§ **Dataset content**
══════════════════════════════

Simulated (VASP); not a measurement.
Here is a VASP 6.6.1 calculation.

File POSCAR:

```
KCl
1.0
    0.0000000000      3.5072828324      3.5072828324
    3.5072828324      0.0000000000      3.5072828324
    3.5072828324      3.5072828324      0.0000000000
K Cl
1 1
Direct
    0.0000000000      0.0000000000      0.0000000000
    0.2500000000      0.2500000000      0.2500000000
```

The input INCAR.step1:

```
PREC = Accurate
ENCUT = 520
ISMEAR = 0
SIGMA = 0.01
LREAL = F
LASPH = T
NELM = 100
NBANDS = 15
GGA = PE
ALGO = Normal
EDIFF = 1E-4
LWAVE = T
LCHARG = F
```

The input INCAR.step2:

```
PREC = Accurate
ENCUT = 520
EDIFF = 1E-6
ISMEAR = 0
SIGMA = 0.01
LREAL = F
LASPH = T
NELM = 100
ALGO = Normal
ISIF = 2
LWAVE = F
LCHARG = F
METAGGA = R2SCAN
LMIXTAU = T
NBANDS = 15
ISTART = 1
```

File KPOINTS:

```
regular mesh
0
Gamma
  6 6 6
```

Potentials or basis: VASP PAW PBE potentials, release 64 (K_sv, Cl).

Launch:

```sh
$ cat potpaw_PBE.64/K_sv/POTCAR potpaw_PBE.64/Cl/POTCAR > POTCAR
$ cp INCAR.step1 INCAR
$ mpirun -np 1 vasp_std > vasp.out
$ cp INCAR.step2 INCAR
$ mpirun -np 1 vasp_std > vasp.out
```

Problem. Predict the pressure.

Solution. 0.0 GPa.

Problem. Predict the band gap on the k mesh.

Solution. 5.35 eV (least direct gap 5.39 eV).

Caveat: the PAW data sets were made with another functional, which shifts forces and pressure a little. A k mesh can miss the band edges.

══════════════════════════════

§ **Work order**
Output only an exact transcription of the lines above from the one with "Solution. 0.0 GPa." up to and including the one with "Solution. 5.35 eV (least direct gap 5.39 eV).".

§ **Answer section**
Solution. 0.0 GPa.

Problem. Predict the band gap on the k mesh.

Solution. 5.35 eV (least direct gap 5.39 eV).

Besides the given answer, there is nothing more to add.